Action item:
Among the entries that follow, the required portion opens with the line containing "standard | ? | ? | ? |" and closes with the line containing "Caveats: the potentials". Give that portion again exactly, and nothing else.

-*-

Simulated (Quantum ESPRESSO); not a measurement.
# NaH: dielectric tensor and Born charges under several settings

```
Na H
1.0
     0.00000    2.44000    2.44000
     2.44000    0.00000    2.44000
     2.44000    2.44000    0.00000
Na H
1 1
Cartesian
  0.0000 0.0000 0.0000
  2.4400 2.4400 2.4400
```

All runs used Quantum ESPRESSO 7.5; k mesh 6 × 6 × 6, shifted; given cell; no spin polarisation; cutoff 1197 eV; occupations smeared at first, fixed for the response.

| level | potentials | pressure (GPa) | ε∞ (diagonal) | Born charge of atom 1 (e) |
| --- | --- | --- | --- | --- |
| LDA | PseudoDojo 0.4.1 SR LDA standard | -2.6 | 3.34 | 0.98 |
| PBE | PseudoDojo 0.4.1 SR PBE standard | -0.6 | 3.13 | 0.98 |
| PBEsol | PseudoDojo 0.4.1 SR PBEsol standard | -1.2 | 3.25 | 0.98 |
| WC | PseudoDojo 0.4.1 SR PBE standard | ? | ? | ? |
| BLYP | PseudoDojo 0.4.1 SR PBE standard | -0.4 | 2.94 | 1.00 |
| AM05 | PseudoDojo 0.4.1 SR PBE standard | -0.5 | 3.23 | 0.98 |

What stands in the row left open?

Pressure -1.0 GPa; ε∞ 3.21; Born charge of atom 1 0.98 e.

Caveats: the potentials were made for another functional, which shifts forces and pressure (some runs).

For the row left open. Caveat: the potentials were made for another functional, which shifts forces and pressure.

-*-

Answer box:
| WC | PseudoDojo 0.4.1 SR PBE standard | ? | ? | ? |
| BLYP | PseudoDojo 0.4.1 SR PBE standard | -0.4 | 2.94 | 1.00 |
| AM05 | PseudoDojo 0.4.1 SR PBE standard | -0.5 | 3.23 | 0.98 |

What stands in the row left open?

Pressure -1.0 GPa; ε∞ 3.21; Born charge of atom 1 0.98 e.

Caveats: the potentials were made for another functional, which shifts forces and pressure (some runs).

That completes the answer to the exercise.